=====

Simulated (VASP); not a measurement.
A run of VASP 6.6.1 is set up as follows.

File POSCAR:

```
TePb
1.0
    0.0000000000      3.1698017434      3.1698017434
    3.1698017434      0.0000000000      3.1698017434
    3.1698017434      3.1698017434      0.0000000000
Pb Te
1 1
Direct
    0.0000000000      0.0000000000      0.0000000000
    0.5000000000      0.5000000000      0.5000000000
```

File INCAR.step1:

=====

● WORK ORDER:
The entries above must be output exactly, with every line preserved.

● WRITTEN REPLY:
Simulated (VASP); not a measurement.
A run of VASP 6.6.1 is set up as follows.

File POSCAR:

```
TePb
1.0
    0.0000000000      3.1698017434      3.1698017434
    3.1698017434      0.0000000000      3.1698017434
    3.1698017434      3.1698017434      0.0000000000
Pb Te
1 1
Direct
    0.0000000000      0.0000000000      0.0000000000
    0.5000000000      0.5000000000      0.5000000000
```

File INCAR.step1:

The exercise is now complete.